Provided material:
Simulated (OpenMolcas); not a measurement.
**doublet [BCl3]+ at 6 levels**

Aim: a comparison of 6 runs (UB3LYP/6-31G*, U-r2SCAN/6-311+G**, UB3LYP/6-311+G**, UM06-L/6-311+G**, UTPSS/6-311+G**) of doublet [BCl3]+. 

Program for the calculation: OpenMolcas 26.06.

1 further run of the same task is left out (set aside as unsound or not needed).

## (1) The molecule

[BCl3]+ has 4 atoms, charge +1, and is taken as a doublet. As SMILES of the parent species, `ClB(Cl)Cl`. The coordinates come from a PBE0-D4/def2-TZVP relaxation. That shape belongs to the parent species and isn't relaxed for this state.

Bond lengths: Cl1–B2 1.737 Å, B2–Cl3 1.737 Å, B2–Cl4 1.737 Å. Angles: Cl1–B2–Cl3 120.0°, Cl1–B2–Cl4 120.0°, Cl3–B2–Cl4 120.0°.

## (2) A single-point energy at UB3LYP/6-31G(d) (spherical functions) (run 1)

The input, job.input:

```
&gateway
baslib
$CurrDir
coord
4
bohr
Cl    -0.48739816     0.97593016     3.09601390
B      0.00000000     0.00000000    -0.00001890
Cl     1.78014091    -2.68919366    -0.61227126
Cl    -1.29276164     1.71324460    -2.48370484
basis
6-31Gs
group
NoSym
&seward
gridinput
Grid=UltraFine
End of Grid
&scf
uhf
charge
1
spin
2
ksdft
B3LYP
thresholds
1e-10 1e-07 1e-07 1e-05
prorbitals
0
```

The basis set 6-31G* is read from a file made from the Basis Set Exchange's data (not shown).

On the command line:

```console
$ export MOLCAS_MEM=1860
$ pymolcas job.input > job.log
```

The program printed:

Assigned task: Write out word for word only the lines from the start of the entries down to the line with "Program for the", please, including both ends.

Written reply:
Simulated (OpenMolcas); not a measurement.
**doublet [BCl3]+ at 6 levels**

Aim: a comparison of 6 runs (UB3LYP/6-31G*, U-r2SCAN/6-311+G**, UB3LYP/6-311+G**, UM06-L/6-311+G**, UTPSS/6-311+G**) of doublet [BCl3]+. 

Program for the calculation: OpenMolcas 26.06.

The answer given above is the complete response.